○ ○ ○ ○ ○

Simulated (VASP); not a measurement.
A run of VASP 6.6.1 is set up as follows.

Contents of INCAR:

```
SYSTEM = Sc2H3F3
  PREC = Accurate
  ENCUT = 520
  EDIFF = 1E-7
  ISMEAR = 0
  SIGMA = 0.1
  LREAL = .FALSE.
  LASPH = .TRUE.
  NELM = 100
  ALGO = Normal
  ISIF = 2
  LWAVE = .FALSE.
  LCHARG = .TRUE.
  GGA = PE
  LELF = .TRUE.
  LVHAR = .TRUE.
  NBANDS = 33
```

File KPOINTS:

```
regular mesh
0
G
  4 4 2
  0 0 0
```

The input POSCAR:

○ ○ ○ ○ ○

Work instruction:
Each entry above is to be repeated exactly as it appears.

Answer section:
Simulated (VASP); not a measurement.
A run of VASP 6.6.1 is set up as follows.

Contents of INCAR:

```
SYSTEM = Sc2H3F3
  PREC = Accurate
  ENCUT = 520
  EDIFF = 1E-7
  ISMEAR = 0
  SIGMA = 0.1
  LREAL = .FALSE.
  LASPH = .TRUE.
  NELM = 100
  ALGO = Normal
  ISIF = 2
  LWAVE = .FALSE.
  LCHARG = .TRUE.
  GGA = PE
  LELF = .TRUE.
  LVHAR = .TRUE.
  NBANDS = 33
```

File KPOINTS:

```
regular mesh
0
G
  4 4 2
  0 0 0
```

The input POSCAR:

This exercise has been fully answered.